+-------+
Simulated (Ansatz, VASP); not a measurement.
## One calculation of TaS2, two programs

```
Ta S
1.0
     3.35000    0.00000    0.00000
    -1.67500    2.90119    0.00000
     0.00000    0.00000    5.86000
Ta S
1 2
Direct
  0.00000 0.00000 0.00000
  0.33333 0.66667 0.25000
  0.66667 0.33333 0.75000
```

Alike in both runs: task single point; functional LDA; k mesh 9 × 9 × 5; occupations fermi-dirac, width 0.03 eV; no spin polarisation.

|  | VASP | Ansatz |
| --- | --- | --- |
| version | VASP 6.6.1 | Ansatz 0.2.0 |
+-------+

### Activity
Retype the records above in full. Every word should match.

### Reply
Simulated (Ansatz, VASP); not a measurement.
## One calculation of TaS2, two programs

```
Ta S
1.0
     3.35000    0.00000    0.00000
    -1.67500    2.90119    0.00000
     0.00000    0.00000    5.86000
Ta S
1 2
Direct
  0.00000 0.00000 0.00000
  0.33333 0.66667 0.25000
  0.66667 0.33333 0.75000
```

Alike in both runs: task single point; functional LDA; k mesh 9 × 9 × 5; occupations fermi-dirac, width 0.03 eV; no spin polarisation.

|  | VASP | Ansatz |
| --- | --- | --- |
| version | VASP 6.6.1 | Ansatz 0.2.0 |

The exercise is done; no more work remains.